### Data section
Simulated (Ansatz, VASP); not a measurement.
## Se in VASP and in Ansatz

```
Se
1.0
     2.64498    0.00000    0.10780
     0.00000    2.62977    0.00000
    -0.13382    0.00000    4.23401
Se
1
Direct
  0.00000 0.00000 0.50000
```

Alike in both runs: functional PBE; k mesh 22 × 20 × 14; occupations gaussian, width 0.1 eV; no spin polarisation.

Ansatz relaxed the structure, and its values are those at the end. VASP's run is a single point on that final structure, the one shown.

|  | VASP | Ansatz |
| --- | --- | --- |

### Work order
Go through the records above and set each one down exactly, please.

### Response area
Simulated (Ansatz, VASP); not a measurement.
## Se in VASP and in Ansatz

```
Se
1.0
     2.64498    0.00000    0.10780
     0.00000    2.62977    0.00000
    -0.13382    0.00000    4.23401
Se
1
Direct
  0.00000 0.00000 0.50000
```

Alike in both runs: functional PBE; k mesh 22 × 20 × 14; occupations gaussian, width 0.1 eV; no spin polarisation.

Ansatz relaxed the structure, and its values are those at the end. VASP's run is a single point on that final structure, the one shown.

|  | VASP | Ansatz |
| --- | --- | --- |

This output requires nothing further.